**WORK INSTRUCTION**
Up to and including the line containing "Program: NWChem. Medium", retype each line of the listing below exactly, beginning with the first.

*** SUPPLIED ENTRIES ***

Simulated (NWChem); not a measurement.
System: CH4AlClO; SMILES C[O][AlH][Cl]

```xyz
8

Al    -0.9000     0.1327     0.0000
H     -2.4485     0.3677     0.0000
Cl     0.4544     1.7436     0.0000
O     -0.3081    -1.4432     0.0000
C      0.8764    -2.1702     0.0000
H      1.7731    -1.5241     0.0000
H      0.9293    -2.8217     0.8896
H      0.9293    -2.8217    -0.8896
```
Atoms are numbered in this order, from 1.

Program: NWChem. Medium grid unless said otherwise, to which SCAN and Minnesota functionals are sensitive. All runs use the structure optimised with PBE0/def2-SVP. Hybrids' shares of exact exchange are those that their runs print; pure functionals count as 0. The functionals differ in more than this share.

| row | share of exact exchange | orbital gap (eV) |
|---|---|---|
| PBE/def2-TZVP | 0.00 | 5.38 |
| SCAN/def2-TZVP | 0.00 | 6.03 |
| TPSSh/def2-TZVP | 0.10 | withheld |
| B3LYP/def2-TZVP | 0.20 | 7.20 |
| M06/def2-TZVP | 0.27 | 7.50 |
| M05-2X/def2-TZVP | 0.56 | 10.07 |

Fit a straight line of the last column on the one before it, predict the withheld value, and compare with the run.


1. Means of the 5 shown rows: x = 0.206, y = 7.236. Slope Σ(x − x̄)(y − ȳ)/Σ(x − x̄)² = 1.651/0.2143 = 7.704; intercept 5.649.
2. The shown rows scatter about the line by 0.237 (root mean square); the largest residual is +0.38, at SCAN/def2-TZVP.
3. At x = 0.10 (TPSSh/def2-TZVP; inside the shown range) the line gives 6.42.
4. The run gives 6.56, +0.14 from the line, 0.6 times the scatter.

***

**ANSWER AREA**
Simulated (NWChem); not a measurement.
System: CH4AlClO; SMILES C[O][AlH][Cl]

```xyz
8

Al    -0.9000     0.1327     0.0000
H     -2.4485     0.3677     0.0000
Cl     0.4544     1.7436     0.0000
O     -0.3081    -1.4432     0.0000
C      0.8764    -2.1702     0.0000
H      1.7731    -1.5241     0.0000
H      0.9293    -2.8217     0.8896
H      0.9293    -2.8217    -0.8896
```
Atoms are numbered in this order, from 1.

Program: NWChem. Medium grid unless said otherwise, to which SCAN and Minnesota functionals are sensitive. All runs use the structure optimised with PBE0/def2-SVP. Hybrids' shares of exact exchange are those that their runs print; pure functionals count as 0. The functionals differ in more than this share.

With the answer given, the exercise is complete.